**REQUIREMENT:** The records are to be repeated in full. Every line must match.

**RAW DATA:**
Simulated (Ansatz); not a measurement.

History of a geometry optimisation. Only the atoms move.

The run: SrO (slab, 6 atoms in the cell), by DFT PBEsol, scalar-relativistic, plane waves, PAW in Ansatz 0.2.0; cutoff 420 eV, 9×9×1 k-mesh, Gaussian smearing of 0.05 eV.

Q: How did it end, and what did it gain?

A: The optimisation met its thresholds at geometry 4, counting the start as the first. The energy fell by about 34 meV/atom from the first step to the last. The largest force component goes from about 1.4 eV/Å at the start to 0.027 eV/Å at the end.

**TASK RESULT:**
Simulated (Ansatz); not a measurement.

History of a geometry optimisation. Only the atoms move.

The run: SrO (slab, 6 atoms in the cell), by DFT PBEsol, scalar-relativistic, plane waves, PAW in Ansatz 0.2.0; cutoff 420 eV, 9×9×1 k-mesh, Gaussian smearing of 0.05 eV.

Q: How did it end, and what did it gain?

A: The optimisation met its thresholds at geometry 4, counting the start as the first. The energy fell by about 34 meV/atom from the first step to the last. The largest force component goes from about 1.4 eV/Å at the start to 0.027 eV/Å at the end.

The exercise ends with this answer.